*** Data for review Section Begins ***

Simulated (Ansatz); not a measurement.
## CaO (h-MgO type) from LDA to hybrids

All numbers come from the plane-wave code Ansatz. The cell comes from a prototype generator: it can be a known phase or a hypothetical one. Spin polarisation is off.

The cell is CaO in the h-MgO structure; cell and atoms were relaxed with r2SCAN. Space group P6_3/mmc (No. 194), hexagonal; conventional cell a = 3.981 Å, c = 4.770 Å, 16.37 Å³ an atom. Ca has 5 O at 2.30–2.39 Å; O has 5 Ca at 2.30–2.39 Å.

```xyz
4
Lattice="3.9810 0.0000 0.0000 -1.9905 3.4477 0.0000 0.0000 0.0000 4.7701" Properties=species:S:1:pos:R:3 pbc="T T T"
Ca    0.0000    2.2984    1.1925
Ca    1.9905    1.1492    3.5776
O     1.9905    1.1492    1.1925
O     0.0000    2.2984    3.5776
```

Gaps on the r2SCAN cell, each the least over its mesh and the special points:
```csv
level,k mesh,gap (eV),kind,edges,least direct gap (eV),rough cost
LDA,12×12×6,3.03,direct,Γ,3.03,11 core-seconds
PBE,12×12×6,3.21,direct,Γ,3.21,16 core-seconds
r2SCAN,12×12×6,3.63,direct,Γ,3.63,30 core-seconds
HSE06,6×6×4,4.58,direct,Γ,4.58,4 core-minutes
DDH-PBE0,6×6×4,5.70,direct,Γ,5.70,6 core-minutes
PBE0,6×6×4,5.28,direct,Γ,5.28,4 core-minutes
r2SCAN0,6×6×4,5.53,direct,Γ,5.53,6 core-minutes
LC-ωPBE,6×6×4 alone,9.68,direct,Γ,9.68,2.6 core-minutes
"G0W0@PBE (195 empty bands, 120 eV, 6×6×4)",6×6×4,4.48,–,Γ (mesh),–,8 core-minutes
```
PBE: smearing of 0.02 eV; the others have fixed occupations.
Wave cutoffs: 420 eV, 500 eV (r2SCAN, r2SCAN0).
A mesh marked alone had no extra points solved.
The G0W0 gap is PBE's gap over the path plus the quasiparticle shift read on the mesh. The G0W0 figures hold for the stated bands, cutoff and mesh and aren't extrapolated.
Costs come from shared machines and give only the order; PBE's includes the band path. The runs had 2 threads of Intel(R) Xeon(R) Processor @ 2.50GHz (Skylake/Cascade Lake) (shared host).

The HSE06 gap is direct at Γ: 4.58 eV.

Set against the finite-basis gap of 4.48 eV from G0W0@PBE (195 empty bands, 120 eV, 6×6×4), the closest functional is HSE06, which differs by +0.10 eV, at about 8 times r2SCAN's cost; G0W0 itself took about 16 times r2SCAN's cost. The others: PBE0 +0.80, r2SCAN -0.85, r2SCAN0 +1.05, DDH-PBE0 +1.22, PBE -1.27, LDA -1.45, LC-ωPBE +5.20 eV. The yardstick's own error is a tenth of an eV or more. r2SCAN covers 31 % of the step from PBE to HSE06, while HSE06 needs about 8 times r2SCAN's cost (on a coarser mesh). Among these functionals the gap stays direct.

*** Data for review Section Ends ***

Work task:
Needed here are the exact lines from the start of the material through the line that contains "The HSE06 gap is direct at Γ: 4.58 eV.", and no others.

Exercise response:
Simulated (Ansatz); not a measurement.
## CaO (h-MgO type) from LDA to hybrids

All numbers come from the plane-wave code Ansatz. The cell comes from a prototype generator: it can be a known phase or a hypothetical one. Spin polarisation is off.

The cell is CaO in the h-MgO structure; cell and atoms were relaxed with r2SCAN. Space group P6_3/mmc (No. 194), hexagonal; conventional cell a = 3.981 Å, c = 4.770 Å, 16.37 Å³ an atom. Ca has 5 O at 2.30–2.39 Å; O has 5 Ca at 2.30–2.39 Å.

```xyz
4
Lattice="3.9810 0.0000 0.0000 -1.9905 3.4477 0.0000 0.0000 0.0000 4.7701" Properties=species:S:1:pos:R:3 pbc="T T T"
Ca    0.0000    2.2984    1.1925
Ca    1.9905    1.1492    3.5776
O     1.9905    1.1492    1.1925
O     0.0000    2.2984    3.5776
```

Gaps on the r2SCAN cell, each the least over its mesh and the special points:
```csv
level,k mesh,gap (eV),kind,edges,least direct gap (eV),rough cost
LDA,12×12×6,3.03,direct,Γ,3.03,11 core-seconds
PBE,12×12×6,3.21,direct,Γ,3.21,16 core-seconds
r2SCAN,12×12×6,3.63,direct,Γ,3.63,30 core-seconds
HSE06,6×6×4,4.58,direct,Γ,4.58,4 core-minutes
DDH-PBE0,6×6×4,5.70,direct,Γ,5.70,6 core-minutes
PBE0,6×6×4,5.28,direct,Γ,5.28,4 core-minutes
r2SCAN0,6×6×4,5.53,direct,Γ,5.53,6 core-minutes
LC-ωPBE,6×6×4 alone,9.68,direct,Γ,9.68,2.6 core-minutes
"G0W0@PBE (195 empty bands, 120 eV, 6×6×4)",6×6×4,4.48,–,Γ (mesh),–,8 core-minutes
```
PBE: smearing of 0.02 eV; the others have fixed occupations.
Wave cutoffs: 420 eV, 500 eV (r2SCAN, r2SCAN0).
A mesh marked alone had no extra points solved.
The G0W0 gap is PBE's gap over the path plus the quasiparticle shift read on the mesh. The G0W0 figures hold for the stated bands, cutoff and mesh and aren't extrapolated.
Costs come from shared machines and give only the order; PBE's includes the band path. The runs had 2 threads of Intel(R) Xeon(R) Processor @ 2.50GHz (Skylake/Cascade Lake) (shared host).

The HSE06 gap is direct at Γ: 4.58 eV.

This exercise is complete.